**LISTED ENTRIES:**
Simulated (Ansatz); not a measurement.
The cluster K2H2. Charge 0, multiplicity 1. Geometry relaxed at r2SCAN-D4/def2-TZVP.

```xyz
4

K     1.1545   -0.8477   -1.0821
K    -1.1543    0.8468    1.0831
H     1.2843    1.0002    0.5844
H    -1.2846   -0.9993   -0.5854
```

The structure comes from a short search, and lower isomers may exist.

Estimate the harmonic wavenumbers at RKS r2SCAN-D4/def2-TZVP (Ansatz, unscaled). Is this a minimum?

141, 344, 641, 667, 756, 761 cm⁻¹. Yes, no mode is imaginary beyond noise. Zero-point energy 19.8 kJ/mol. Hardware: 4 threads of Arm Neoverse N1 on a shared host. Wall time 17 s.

**ACTIVITY:** Reply with every line of the material above, unaltered.

**YOUR SOLUTION:**
Simulated (Ansatz); not a measurement.
The cluster K2H2. Charge 0, multiplicity 1. Geometry relaxed at r2SCAN-D4/def2-TZVP.

```xyz
4

K     1.1545   -0.8477   -1.0821
K    -1.1543    0.8468    1.0831
H     1.2843    1.0002    0.5844
H    -1.2846   -0.9993   -0.5854
```

The structure comes from a short search, and lower isomers may exist.

Estimate the harmonic wavenumbers at RKS r2SCAN-D4/def2-TZVP (Ansatz, unscaled). Is this a minimum?

141, 344, 641, 667, 756, 761 cm⁻¹. Yes, no mode is imaginary beyond noise. Zero-point energy 19.8 kJ/mol. Hardware: 4 threads of Arm Neoverse N1 on a shared host. Wall time 17 s.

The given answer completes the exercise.